_ _ _ _ _
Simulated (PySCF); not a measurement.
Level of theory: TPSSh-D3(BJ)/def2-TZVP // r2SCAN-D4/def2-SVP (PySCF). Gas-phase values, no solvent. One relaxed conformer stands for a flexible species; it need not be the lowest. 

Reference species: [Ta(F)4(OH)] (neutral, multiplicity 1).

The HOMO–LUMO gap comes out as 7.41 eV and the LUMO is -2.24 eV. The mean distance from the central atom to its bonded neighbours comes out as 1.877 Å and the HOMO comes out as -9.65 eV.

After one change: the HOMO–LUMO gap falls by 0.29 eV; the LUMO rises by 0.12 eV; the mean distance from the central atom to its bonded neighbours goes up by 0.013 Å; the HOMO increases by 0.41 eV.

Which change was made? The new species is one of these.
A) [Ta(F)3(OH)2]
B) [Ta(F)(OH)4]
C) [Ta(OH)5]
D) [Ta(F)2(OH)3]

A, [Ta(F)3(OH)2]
_ _ _ _ _

REQUIREMENT = Return every record above exactly as it appears.

ANSWER BOX =
Simulated (PySCF); not a measurement.
Level of theory: TPSSh-D3(BJ)/def2-TZVP // r2SCAN-D4/def2-SVP (PySCF). Gas-phase values, no solvent. One relaxed conformer stands for a flexible species; it need not be the lowest. 

Reference species: [Ta(F)4(OH)] (neutral, multiplicity 1).

The HOMO–LUMO gap comes out as 7.41 eV and the LUMO is -2.24 eV. The mean distance from the central atom to its bonded neighbours comes out as 1.877 Å and the HOMO comes out as -9.65 eV.

After one change: the HOMO–LUMO gap falls by 0.29 eV; the LUMO rises by 0.12 eV; the mean distance from the central atom to its bonded neighbours goes up by 0.013 Å; the HOMO increases by 0.41 eV.

Which change was made? The new species is one of these.
A) [Ta(F)3(OH)2]
B) [Ta(F)(OH)4]
C) [Ta(OH)5]
D) [Ta(F)2(OH)3]

A, [Ta(F)3(OH)2]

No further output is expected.